Action item
Can you quote, word for word, every line from the first line of the records below through the line containing "Theory: Ansatz 0.2.0, DFT", and nothing else?

□ □ □ □ □

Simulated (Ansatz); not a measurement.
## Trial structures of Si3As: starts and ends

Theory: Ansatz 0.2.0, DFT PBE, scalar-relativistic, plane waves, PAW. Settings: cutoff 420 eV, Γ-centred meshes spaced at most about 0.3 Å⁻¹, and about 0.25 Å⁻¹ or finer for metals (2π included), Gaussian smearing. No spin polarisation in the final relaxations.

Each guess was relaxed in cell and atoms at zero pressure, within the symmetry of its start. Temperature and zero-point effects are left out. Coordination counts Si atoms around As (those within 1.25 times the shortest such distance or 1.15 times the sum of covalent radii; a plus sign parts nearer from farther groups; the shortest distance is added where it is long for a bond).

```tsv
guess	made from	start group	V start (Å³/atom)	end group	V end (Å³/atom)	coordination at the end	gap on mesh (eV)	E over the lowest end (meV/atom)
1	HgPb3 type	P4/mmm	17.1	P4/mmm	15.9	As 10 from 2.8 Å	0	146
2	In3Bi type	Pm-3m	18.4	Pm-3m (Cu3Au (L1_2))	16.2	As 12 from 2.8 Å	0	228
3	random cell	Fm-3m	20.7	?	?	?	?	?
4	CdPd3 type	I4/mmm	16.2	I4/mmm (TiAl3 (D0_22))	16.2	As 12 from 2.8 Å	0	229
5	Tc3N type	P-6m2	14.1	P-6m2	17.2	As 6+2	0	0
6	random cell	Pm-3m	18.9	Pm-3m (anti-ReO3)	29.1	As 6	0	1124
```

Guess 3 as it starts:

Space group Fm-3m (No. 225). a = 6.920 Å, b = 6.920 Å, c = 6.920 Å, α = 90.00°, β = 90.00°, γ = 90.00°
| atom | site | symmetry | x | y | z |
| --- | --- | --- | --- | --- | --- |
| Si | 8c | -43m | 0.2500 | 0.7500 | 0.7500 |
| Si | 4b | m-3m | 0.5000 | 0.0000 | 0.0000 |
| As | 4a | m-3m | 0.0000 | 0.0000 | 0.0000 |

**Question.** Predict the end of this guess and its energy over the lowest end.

□ □ □ □ □

Answer section
Simulated (Ansatz); not a measurement.
## Trial structures of Si3As: starts and ends

Theory: Ansatz 0.2.0, DFT PBE, scalar-relativistic, plane waves, PAW. Settings: cutoff 420 eV, Γ-centred meshes spaced at most about 0.3 Å⁻¹, and about 0.25 Å⁻¹ or finer for metals (2π included), Gaussian smearing. No spin polarisation in the final relaxations.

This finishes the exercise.